Data extract>
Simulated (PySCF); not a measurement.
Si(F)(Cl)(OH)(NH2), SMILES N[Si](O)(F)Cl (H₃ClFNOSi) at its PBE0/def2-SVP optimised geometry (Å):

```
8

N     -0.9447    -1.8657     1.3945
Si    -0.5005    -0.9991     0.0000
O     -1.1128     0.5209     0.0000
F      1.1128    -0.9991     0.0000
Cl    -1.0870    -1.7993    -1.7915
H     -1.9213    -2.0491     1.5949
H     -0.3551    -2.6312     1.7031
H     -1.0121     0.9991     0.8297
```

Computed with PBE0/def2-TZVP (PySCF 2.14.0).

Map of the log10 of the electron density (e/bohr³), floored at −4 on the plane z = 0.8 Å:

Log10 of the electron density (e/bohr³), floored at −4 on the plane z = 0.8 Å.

Requirement>
Beginning with the very first line of the material, please return exactly each line down to and including the one with "Map of the log10".

Written response>
Simulated (PySCF); not a measurement.
Si(F)(Cl)(OH)(NH2), SMILES N[Si](O)(F)Cl (H₃ClFNOSi) at its PBE0/def2-SVP optimised geometry (Å):

```
8

N     -0.9447    -1.8657     1.3945
Si    -0.5005    -0.9991     0.0000
O     -1.1128     0.5209     0.0000
F      1.1128    -0.9991     0.0000
Cl    -1.0870    -1.7993    -1.7915
H     -1.9213    -2.0491     1.5949
H     -0.3551    -2.6312     1.7031
H     -1.0121     0.9991     0.8297
```

Computed with PBE0/def2-TZVP (PySCF 2.14.0).

Map of the log10 of the electron density (e/bohr³), floored at −4 on the plane z = 0.8 Å:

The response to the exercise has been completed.